(Extracted material):
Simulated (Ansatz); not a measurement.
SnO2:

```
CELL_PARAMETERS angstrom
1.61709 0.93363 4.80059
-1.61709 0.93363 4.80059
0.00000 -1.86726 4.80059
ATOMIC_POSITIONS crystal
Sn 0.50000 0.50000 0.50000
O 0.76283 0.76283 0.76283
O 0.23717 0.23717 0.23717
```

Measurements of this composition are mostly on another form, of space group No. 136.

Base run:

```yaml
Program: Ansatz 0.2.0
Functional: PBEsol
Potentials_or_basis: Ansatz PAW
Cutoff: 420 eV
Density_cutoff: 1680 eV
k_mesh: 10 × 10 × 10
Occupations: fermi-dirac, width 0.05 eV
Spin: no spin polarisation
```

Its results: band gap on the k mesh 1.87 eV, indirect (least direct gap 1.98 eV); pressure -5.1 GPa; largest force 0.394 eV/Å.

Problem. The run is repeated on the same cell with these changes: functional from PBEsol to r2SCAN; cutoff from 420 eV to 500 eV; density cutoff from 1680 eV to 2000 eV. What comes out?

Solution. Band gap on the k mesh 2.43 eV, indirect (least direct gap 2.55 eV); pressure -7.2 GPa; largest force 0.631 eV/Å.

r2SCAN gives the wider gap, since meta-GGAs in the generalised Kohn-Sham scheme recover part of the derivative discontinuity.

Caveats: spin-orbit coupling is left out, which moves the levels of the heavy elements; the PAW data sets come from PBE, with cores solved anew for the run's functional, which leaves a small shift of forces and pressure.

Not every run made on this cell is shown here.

(Work instruction):
The required output is the set of lines from the first line of the data through the line that contains "Caveats: spin-orbit coupling", transcribed exactly.

(Exercise answer):
Simulated (Ansatz); not a measurement.
SnO2:

```
CELL_PARAMETERS angstrom
1.61709 0.93363 4.80059
-1.61709 0.93363 4.80059
0.00000 -1.86726 4.80059
ATOMIC_POSITIONS crystal
Sn 0.50000 0.50000 0.50000
O 0.76283 0.76283 0.76283
O 0.23717 0.23717 0.23717
```

Measurements of this composition are mostly on another form, of space group No. 136.

Base run:

```yaml
Program: Ansatz 0.2.0
Functional: PBEsol
Potentials_or_basis: Ansatz PAW
Cutoff: 420 eV
Density_cutoff: 1680 eV
k_mesh: 10 × 10 × 10
Occupations: fermi-dirac, width 0.05 eV
Spin: no spin polarisation
```

Its results: band gap on the k mesh 1.87 eV, indirect (least direct gap 1.98 eV); pressure -5.1 GPa; largest force 0.394 eV/Å.

Problem. The run is repeated on the same cell with these changes: functional from PBEsol to r2SCAN; cutoff from 420 eV to 500 eV; density cutoff from 1680 eV to 2000 eV. What comes out?

Solution. Band gap on the k mesh 2.43 eV, indirect (least direct gap 2.55 eV); pressure -7.2 GPa; largest force 0.631 eV/Å.

r2SCAN gives the wider gap, since meta-GGAs in the generalised Kohn-Sham scheme recover part of the derivative discontinuity.

Caveats: spin-orbit coupling is left out, which moves the levels of the heavy elements; the PAW data sets come from PBE, with cores solved anew for the run's functional, which leaves a small shift of forces and pressure.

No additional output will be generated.